── DATASET RECORDS
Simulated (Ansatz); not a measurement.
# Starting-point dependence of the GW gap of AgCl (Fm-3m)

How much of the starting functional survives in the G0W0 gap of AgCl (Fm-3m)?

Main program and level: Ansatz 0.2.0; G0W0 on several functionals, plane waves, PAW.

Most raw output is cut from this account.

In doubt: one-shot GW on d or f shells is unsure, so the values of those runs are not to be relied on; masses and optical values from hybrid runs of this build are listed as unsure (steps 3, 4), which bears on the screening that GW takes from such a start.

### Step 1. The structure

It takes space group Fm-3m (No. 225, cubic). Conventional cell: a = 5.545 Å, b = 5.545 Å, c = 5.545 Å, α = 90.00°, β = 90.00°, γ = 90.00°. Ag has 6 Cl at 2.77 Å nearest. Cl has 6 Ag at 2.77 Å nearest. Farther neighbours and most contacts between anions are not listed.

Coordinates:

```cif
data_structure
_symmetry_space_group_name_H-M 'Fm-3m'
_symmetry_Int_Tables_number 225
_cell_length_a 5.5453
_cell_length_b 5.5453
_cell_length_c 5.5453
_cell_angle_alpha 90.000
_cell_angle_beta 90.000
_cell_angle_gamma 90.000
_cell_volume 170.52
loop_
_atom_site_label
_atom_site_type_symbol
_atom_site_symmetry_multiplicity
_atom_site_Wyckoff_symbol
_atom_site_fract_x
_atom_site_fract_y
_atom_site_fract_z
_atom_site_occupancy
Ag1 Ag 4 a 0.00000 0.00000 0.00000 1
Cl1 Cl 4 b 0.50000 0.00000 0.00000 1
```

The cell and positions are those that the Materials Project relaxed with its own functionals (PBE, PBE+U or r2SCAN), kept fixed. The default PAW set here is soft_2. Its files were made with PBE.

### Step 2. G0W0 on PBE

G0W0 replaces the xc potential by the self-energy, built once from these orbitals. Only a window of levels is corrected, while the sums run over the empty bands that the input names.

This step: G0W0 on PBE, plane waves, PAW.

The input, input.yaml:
────

ASSIGNED TASK – When the line with "How much of" is reached in the data above, begin copying, and stop after the line with "Most raw output is cut from this account."; copy each line exactly, both ends included.

WRITTEN RESPONSE –
How much of the starting functional survives in the G0W0 gap of AgCl (Fm-3m)?

Main program and level: Ansatz 0.2.0; G0W0 on several functionals, plane waves, PAW.

Most raw output is cut from this account.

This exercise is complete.